▼▼▼
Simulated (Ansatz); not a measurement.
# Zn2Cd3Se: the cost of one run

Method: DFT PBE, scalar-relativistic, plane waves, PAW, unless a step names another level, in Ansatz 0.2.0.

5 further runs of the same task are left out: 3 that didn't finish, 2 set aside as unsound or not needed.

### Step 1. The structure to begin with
▲▲▲

Copy out every entry exactly.

### [WORKED SOLUTION]
Simulated (Ansatz); not a measurement.
# Zn2Cd3Se: the cost of one run

Method: DFT PBE, scalar-relativistic, plane waves, PAW, unless a step names another level, in Ansatz 0.2.0.

5 further runs of the same task are left out: 3 that didn't finish, 2 set aside as unsound or not needed.

### Step 1. The structure to begin with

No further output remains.